→ Work task:
Reproduce the listing verbatim.

→ Supplied records:
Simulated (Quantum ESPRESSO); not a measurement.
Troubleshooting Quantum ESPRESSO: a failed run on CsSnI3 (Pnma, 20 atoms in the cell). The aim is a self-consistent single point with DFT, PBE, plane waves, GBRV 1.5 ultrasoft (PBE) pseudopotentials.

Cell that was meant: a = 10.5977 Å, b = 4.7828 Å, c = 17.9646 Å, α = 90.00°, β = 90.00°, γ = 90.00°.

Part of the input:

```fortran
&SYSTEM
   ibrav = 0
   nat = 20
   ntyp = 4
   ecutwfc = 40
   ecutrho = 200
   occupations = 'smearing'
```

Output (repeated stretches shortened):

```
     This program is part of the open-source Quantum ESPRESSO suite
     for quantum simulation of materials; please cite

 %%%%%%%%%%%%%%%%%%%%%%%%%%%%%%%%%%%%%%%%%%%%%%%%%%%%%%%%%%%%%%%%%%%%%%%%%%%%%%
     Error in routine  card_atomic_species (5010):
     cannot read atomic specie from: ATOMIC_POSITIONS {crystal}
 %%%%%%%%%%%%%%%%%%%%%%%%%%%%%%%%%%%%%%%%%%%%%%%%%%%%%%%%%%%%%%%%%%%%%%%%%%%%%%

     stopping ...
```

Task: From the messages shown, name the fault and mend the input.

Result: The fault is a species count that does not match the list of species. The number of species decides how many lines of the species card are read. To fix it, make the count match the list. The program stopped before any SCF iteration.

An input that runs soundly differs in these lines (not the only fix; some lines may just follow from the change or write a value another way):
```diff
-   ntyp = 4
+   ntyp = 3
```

→ Response:
Simulated (Quantum ESPRESSO); not a measurement.
Troubleshooting Quantum ESPRESSO: a failed run on CsSnI3 (Pnma, 20 atoms in the cell). The aim is a self-consistent single point with DFT, PBE, plane waves, GBRV 1.5 ultrasoft (PBE) pseudopotentials.

Cell that was meant: a = 10.5977 Å, b = 4.7828 Å, c = 17.9646 Å, α = 90.00°, β = 90.00°, γ = 90.00°.

Part of the input:

```fortran
&SYSTEM
   ibrav = 0
   nat = 20
   ntyp = 4
   ecutwfc = 40
   ecutrho = 200
   occupations = 'smearing'
```

Output (repeated stretches shortened):

```
     This program is part of the open-source Quantum ESPRESSO suite
     for quantum simulation of materials; please cite

 %%%%%%%%%%%%%%%%%%%%%%%%%%%%%%%%%%%%%%%%%%%%%%%%%%%%%%%%%%%%%%%%%%%%%%%%%%%%%%
     Error in routine  card_atomic_species (5010):
     cannot read atomic specie from: ATOMIC_POSITIONS {crystal}
 %%%%%%%%%%%%%%%%%%%%%%%%%%%%%%%%%%%%%%%%%%%%%%%%%%%%%%%%%%%%%%%%%%%%%%%%%%%%%%

     stopping ...
```

Task: From the messages shown, name the fault and mend the input.

Result: The fault is a species count that does not match the list of species. The number of species decides how many lines of the species card are read. To fix it, make the count match the list. The program stopped before any SCF iteration.

An input that runs soundly differs in these lines (not the only fix; some lines may just follow from the change or write a value another way):
```diff
-   ntyp = 4
+   ntyp = 3
```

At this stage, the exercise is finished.